↓
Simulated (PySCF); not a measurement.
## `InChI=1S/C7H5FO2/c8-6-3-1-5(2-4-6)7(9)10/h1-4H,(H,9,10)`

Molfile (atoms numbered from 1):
↑

* _Task item_:
The data must be transcribed in full. Every word stays the same.

* _Task solution_:
Simulated (PySCF); not a measurement.
## `InChI=1S/C7H5FO2/c8-6-3-1-5(2-4-6)7(9)10/h1-4H,(H,9,10)`

Molfile (atoms numbered from 1):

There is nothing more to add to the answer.